START Provided data

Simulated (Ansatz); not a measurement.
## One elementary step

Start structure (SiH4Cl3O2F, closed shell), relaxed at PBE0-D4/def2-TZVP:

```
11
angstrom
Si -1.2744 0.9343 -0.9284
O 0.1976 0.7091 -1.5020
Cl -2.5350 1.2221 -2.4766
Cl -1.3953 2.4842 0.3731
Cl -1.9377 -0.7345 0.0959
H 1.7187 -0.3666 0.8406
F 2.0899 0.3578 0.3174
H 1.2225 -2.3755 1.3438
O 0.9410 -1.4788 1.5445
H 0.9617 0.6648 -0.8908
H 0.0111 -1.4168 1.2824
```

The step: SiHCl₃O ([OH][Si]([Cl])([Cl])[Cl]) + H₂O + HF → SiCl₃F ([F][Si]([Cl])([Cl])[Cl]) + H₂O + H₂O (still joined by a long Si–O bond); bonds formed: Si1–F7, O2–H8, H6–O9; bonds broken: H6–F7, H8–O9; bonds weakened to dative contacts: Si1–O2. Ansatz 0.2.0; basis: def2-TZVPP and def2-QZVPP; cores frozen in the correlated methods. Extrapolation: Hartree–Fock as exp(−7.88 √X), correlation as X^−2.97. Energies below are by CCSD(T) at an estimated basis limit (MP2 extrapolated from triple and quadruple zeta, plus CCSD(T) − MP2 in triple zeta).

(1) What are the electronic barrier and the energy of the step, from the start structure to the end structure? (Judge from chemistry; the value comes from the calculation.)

END Provided data

Work request
Would you restate all of the material, word for word?

Reply
Simulated (Ansatz); not a measurement.
## One elementary step

Start structure (SiH4Cl3O2F, closed shell), relaxed at PBE0-D4/def2-TZVP:

```
11
angstrom
Si -1.2744 0.9343 -0.9284
O 0.1976 0.7091 -1.5020
Cl -2.5350 1.2221 -2.4766
Cl -1.3953 2.4842 0.3731
Cl -1.9377 -0.7345 0.0959
H 1.7187 -0.3666 0.8406
F 2.0899 0.3578 0.3174
H 1.2225 -2.3755 1.3438
O 0.9410 -1.4788 1.5445
H 0.9617 0.6648 -0.8908
H 0.0111 -1.4168 1.2824
```

The step: SiHCl₃O ([OH][Si]([Cl])([Cl])[Cl]) + H₂O + HF → SiCl₃F ([F][Si]([Cl])([Cl])[Cl]) + H₂O + H₂O (still joined by a long Si–O bond); bonds formed: Si1–F7, O2–H8, H6–O9; bonds broken: H6–F7, H8–O9; bonds weakened to dative contacts: Si1–O2. Ansatz 0.2.0; basis: def2-TZVPP and def2-QZVPP; cores frozen in the correlated methods. Extrapolation: Hartree–Fock as exp(−7.88 √X), correlation as X^−2.97. Energies below are by CCSD(T) at an estimated basis limit (MP2 extrapolated from triple and quadruple zeta, plus CCSD(T) − MP2 in triple zeta).

(1) What are the electronic barrier and the energy of the step, from the start structure to the end structure? (Judge from chemistry; the value comes from the calculation.)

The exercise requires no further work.